** Opening Dataset content block **
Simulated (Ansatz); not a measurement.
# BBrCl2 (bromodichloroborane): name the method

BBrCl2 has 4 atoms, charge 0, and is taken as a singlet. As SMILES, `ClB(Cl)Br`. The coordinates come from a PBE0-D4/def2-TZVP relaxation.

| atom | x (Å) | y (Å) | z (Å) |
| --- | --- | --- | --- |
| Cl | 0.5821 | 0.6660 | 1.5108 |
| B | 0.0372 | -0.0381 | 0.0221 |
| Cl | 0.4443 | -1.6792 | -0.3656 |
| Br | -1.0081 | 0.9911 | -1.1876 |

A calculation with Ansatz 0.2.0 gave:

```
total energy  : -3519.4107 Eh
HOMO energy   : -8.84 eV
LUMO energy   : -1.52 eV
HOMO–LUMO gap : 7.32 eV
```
** Closing Dataset content block **

_Action item_
Retype the complete listing verbatim.

_Exercise answer_
Simulated (Ansatz); not a measurement.
# BBrCl2 (bromodichloroborane): name the method

BBrCl2 has 4 atoms, charge 0, and is taken as a singlet. As SMILES, `ClB(Cl)Br`. The coordinates come from a PBE0-D4/def2-TZVP relaxation.

| atom | x (Å) | y (Å) | z (Å) |
| --- | --- | --- | --- |
| Cl | 0.5821 | 0.6660 | 1.5108 |
| B | 0.0372 | -0.0381 | 0.0221 |
| Cl | 0.4443 | -1.6792 | -0.3656 |
| Br | -1.0081 | 0.9911 | -1.1876 |

A calculation with Ansatz 0.2.0 gave:

```
total energy  : -3519.4107 Eh
HOMO energy   : -8.84 eV
LUMO energy   : -1.52 eV
HOMO–LUMO gap : 7.32 eV
```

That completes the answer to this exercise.